• **Work request**:
Working from the entries below, give again each line from the first through the one containing "- Energies: eV, counted", exactly and with nothing else.

• **Data for analysis**:
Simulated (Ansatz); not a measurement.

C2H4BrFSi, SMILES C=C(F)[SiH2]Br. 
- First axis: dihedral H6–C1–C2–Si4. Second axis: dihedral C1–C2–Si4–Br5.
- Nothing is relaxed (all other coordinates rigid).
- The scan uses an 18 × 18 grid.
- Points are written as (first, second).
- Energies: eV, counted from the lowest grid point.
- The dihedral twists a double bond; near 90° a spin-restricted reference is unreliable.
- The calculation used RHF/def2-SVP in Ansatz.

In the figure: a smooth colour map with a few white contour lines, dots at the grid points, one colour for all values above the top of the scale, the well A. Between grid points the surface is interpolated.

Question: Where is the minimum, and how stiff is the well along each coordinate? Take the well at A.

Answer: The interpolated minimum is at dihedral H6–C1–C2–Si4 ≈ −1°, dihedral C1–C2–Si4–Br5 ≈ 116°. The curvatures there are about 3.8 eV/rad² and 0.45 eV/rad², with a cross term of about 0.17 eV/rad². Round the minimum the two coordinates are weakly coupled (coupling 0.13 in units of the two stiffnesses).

• **Answer space**:
Simulated (Ansatz); not a measurement.

C2H4BrFSi, SMILES C=C(F)[SiH2]Br. 
- First axis: dihedral H6–C1–C2–Si4. Second axis: dihedral C1–C2–Si4–Br5.
- Nothing is relaxed (all other coordinates rigid).
- The scan uses an 18 × 18 grid.
- Points are written as (first, second).
- Energies: eV, counted from the lowest grid point.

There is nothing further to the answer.